──────────────────────────────

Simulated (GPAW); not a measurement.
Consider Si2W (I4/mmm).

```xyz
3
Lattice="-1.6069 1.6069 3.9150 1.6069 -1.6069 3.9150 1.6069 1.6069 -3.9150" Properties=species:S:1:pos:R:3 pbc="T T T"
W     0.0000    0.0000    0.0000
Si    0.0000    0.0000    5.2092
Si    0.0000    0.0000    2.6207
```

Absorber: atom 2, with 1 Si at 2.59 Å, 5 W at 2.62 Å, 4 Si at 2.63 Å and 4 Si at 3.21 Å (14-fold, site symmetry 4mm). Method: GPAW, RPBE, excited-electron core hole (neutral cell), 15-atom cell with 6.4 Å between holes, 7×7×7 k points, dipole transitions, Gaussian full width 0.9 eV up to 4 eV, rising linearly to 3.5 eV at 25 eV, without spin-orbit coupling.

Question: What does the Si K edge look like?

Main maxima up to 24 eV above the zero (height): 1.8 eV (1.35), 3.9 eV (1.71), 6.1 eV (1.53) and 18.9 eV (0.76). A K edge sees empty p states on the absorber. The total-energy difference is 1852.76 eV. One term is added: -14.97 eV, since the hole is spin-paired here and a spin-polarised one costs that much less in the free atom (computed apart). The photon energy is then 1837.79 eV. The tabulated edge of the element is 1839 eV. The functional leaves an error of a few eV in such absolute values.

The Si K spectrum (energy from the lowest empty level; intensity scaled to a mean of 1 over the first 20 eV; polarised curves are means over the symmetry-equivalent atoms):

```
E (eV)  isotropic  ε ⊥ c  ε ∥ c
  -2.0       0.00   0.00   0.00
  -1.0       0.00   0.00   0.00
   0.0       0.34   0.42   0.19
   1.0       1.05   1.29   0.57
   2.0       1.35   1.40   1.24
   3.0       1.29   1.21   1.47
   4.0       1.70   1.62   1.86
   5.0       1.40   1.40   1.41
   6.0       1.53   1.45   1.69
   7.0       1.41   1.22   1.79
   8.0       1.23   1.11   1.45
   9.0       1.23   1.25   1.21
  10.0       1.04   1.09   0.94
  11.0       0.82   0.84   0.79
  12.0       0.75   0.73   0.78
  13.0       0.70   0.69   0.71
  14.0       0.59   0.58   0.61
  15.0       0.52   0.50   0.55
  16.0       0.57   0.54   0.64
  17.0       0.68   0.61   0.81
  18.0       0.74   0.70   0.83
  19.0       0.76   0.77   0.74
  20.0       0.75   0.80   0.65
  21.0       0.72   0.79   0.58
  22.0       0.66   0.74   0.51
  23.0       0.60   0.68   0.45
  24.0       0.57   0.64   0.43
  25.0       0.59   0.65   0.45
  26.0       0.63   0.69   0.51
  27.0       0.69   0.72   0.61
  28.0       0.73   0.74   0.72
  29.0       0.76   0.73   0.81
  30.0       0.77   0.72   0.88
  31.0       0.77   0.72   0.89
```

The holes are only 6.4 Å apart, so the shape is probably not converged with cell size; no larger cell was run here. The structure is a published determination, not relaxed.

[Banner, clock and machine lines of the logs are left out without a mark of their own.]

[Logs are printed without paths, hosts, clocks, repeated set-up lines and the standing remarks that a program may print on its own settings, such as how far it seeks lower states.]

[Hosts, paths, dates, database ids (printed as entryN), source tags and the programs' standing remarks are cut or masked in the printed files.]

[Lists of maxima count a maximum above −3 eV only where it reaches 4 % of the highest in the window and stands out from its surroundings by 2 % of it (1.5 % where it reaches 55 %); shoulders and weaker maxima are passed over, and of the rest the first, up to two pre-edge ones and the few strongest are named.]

──────────────────────────────

ACTION ITEM - Beginning at the first line of the records, retype exactly every line up to and including the one with "Question: What does the Si K edge look like?".

YOUR SOLUTION -
Simulated (GPAW); not a measurement.
Consider Si2W (I4/mmm).

```xyz
3
Lattice="-1.6069 1.6069 3.9150 1.6069 -1.6069 3.9150 1.6069 1.6069 -3.9150" Properties=species:S:1:pos:R:3 pbc="T T T"
W     0.0000    0.0000    0.0000
Si    0.0000    0.0000    5.2092
Si    0.0000    0.0000    2.6207
```

Absorber: atom 2, with 1 Si at 2.59 Å, 5 W at 2.62 Å, 4 Si at 2.63 Å and 4 Si at 3.21 Å (14-fold, site symmetry 4mm). Method: GPAW, RPBE, excited-electron core hole (neutral cell), 15-atom cell with 6.4 Å between holes, 7×7×7 k points, dipole transitions, Gaussian full width 0.9 eV up to 4 eV, rising linearly to 3.5 eV at 25 eV, without spin-orbit coupling.

Question: What does the Si K edge look like?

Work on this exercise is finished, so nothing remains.